-- INFORMATION GIVEN follows --
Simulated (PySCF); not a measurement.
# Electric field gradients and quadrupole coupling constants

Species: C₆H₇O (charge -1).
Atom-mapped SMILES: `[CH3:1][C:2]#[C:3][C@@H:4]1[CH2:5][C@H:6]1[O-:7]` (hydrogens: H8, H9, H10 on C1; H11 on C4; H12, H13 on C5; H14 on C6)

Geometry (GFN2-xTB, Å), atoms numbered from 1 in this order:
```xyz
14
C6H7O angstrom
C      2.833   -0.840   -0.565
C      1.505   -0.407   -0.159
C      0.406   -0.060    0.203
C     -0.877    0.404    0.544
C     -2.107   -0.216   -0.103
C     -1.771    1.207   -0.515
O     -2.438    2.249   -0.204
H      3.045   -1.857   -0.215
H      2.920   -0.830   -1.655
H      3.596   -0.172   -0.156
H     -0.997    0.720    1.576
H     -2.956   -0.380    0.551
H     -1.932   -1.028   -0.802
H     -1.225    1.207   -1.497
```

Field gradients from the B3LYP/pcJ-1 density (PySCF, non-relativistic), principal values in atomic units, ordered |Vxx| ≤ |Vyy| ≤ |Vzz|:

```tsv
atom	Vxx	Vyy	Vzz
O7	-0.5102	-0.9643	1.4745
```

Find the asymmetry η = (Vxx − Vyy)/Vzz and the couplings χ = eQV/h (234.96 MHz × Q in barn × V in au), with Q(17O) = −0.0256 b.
-- INFORMATION GIVEN concluded --

WORK ORDER:
At the first line of the material above, start reproducing each line exactly, and end with the line that holds "C5; H14 on C6)", adding nothing.

ANSWER SECTION:
Simulated (PySCF); not a measurement.
# Electric field gradients and quadrupole coupling constants

Species: C₆H₇O (charge -1).
Atom-mapped SMILES: `[CH3:1][C:2]#[C:3][C@@H:4]1[CH2:5][C@H:6]1[O-:7]` (hydrogens: H8, H9, H10 on C1; H11 on C4; H12, H13 on C5; H14 on C6)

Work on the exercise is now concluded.